# [Input data]
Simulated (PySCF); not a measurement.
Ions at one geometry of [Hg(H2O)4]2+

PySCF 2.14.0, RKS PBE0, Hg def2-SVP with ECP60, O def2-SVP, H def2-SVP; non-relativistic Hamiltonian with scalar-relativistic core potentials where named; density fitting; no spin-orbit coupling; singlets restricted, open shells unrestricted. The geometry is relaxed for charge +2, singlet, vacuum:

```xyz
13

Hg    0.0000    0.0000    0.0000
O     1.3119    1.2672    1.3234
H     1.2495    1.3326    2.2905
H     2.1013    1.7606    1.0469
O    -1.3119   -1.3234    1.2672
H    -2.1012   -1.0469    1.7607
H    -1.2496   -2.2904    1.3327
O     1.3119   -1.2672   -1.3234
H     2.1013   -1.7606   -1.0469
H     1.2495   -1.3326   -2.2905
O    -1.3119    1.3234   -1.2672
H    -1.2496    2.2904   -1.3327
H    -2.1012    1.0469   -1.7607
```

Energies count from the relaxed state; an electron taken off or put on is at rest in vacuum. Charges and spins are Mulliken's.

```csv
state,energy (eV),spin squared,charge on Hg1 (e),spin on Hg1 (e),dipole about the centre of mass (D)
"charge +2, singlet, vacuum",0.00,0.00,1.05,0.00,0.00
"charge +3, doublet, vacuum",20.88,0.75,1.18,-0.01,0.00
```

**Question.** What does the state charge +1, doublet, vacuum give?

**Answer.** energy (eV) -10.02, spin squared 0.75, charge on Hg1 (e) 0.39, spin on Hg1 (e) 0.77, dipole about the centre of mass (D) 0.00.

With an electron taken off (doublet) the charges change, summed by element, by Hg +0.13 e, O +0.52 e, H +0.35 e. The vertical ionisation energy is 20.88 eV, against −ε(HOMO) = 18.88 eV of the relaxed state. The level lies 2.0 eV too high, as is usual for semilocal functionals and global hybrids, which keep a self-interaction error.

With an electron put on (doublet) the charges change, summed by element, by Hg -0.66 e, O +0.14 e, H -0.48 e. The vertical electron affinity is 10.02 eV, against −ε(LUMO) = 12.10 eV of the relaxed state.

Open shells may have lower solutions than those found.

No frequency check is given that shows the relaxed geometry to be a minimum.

# [Assignment]
Please print the lines from the start of the records up to and including the line with "Ions at one geometry of [Hg(H2O)4]2+", copying each one exactly and leaving out the rest.

# [Solution]
Simulated (PySCF); not a measurement.
Ions at one geometry of [Hg(H2O)4]2+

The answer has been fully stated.